#### ACTION ITEM:
In the records below, find the line with "(CH3), 16.2 (CH3)." and the line with "Shifts are taken". Print both exactly, along with every line between them, and no other line.

#### SOURCE INFORMATION:
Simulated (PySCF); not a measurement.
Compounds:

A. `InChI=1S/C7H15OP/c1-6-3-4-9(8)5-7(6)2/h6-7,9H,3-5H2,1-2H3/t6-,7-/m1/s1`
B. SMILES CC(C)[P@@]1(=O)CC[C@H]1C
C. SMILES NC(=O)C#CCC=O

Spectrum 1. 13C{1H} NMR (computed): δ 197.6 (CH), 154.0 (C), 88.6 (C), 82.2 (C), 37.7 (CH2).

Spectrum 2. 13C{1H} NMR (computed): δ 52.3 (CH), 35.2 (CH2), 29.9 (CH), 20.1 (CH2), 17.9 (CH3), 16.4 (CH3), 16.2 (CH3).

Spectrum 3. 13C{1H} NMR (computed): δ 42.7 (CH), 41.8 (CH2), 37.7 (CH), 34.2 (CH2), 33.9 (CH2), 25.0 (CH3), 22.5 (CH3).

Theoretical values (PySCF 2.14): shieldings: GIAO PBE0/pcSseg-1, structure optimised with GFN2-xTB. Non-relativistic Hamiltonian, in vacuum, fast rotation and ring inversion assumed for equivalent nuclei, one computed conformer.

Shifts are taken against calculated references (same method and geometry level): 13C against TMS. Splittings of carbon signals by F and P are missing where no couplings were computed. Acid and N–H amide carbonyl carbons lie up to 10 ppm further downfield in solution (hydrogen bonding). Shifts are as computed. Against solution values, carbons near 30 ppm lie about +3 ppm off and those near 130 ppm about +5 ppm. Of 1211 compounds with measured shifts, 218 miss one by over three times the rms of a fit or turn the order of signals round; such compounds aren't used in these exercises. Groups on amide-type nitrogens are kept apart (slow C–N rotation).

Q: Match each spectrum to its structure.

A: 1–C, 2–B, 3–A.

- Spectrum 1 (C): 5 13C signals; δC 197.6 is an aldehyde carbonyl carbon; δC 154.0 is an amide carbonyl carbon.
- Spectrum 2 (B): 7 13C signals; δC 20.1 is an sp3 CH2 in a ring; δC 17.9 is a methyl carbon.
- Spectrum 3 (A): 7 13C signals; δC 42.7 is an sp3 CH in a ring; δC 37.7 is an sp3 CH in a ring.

#### EXERCISE RESULT:
Spectrum 2. 13C{1H} NMR (computed): δ 52.3 (CH), 35.2 (CH2), 29.9 (CH), 20.1 (CH2), 17.9 (CH3), 16.4 (CH3), 16.2 (CH3).

Spectrum 3. 13C{1H} NMR (computed): δ 42.7 (CH), 41.8 (CH2), 37.7 (CH), 34.2 (CH2), 33.9 (CH2), 25.0 (CH3), 22.5 (CH3).

Theoretical values (PySCF 2.14): shieldings: GIAO PBE0/pcSseg-1, structure optimised with GFN2-xTB. Non-relativistic Hamiltonian, in vacuum, fast rotation and ring inversion assumed for equivalent nuclei, one computed conformer.

Shifts are taken against calculated references (same method and geometry level): 13C against TMS. Splittings of carbon signals by F and P are missing where no couplings were computed. Acid and N–H amide carbonyl carbons lie up to 10 ppm further downfield in solution (hydrogen bonding). Shifts are as computed. Against solution values, carbons near 30 ppm lie about +3 ppm off and those near 130 ppm about +5 ppm. Of 1211 compounds with measured shifts, 218 miss one by over three times the rms of a fit or turn the order of signals round; such compounds aren't used in these exercises. Groups on amide-type nitrogens are kept apart (slow C–N rotation).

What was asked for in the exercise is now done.